▸ Material supplied:
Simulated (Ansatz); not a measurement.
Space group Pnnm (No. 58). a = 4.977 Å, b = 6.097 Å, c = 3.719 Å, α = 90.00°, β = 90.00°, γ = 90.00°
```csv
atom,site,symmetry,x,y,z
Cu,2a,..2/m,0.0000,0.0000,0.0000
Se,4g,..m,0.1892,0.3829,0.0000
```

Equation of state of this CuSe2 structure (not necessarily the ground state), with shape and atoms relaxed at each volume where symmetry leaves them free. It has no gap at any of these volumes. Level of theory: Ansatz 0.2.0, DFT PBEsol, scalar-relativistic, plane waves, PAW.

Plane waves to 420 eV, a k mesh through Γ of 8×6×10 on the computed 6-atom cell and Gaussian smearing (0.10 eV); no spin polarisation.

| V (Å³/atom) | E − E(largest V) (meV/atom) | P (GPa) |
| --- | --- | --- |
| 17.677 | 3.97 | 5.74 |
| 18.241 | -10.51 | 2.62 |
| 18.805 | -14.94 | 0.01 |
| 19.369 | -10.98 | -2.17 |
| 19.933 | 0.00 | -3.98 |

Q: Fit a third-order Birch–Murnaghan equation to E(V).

▸ Action item: Only one stretch of the records above is wanted: the lines between the one holding "Plane waves to" and the one holding "0.00 | -3.98 |", inclusive, reproduced exactly.

▸ Result:
Plane waves to 420 eV, a k mesh through Γ of 8×6×10 on the computed 6-atom cell and Gaussian smearing (0.10 eV); no spin polarisation.

| V (Å³/atom) | E − E(largest V) (meV/atom) | P (GPa) |
| --- | --- | --- |
| 17.677 | 3.97 | 5.74 |
| 18.241 | -10.51 | 2.62 |
| 18.805 | -14.94 | 0.01 |
| 19.369 | -10.98 | -2.17 |
| 19.933 | 0.00 | -3.98 |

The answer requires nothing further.